*** Opening Data ***

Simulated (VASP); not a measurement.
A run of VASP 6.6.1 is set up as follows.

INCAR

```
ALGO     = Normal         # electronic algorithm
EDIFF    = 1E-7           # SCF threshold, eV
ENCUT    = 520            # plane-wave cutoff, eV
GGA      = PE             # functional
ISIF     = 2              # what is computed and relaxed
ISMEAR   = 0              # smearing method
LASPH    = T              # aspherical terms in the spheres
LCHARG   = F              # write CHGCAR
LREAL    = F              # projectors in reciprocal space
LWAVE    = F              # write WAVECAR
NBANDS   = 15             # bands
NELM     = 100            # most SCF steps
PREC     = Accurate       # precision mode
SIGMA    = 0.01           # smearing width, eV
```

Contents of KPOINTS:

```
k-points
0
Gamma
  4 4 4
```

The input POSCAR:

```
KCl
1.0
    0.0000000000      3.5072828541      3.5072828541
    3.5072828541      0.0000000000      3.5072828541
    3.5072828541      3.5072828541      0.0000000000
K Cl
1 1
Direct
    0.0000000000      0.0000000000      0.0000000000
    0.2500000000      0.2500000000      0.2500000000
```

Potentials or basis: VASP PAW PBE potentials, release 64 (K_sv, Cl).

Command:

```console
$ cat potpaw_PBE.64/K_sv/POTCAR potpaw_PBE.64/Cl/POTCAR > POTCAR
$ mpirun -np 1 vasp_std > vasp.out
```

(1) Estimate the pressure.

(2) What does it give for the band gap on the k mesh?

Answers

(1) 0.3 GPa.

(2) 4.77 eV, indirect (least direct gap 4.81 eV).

*** Closing Data ***

**Work order:**
The answer should contain only the lines from the first line of the entries through the line holding "(1) 0.3 GPa.", each exactly as written.

**Answer box:**
Simulated (VASP); not a measurement.
A run of VASP 6.6.1 is set up as follows.

INCAR

```
ALGO     = Normal         # electronic algorithm
EDIFF    = 1E-7           # SCF threshold, eV
ENCUT    = 520            # plane-wave cutoff, eV
GGA      = PE             # functional
ISIF     = 2              # what is computed and relaxed
ISMEAR   = 0              # smearing method
LASPH    = T              # aspherical terms in the spheres
LCHARG   = F              # write CHGCAR
LREAL    = F              # projectors in reciprocal space
LWAVE    = F              # write WAVECAR
NBANDS   = 15             # bands
NELM     = 100            # most SCF steps
PREC     = Accurate       # precision mode
SIGMA    = 0.01           # smearing width, eV
```

Contents of KPOINTS:

```
k-points
0
Gamma
  4 4 4
```

The input POSCAR:

```
KCl
1.0
    0.0000000000      3.5072828541      3.5072828541
    3.5072828541      0.0000000000      3.5072828541
    3.5072828541      3.5072828541      0.0000000000
K Cl
1 1
Direct
    0.0000000000      0.0000000000      0.0000000000
    0.2500000000      0.2500000000      0.2500000000
```

Potentials or basis: VASP PAW PBE potentials, release 64 (K_sv, Cl).

Command:

```console
$ cat potpaw_PBE.64/K_sv/POTCAR potpaw_PBE.64/Cl/POTCAR > POTCAR
$ mpirun -np 1 vasp_std > vasp.out
```

(1) Estimate the pressure.

(2) What does it give for the band gap on the k mesh?

Answers

(1) 0.3 GPa.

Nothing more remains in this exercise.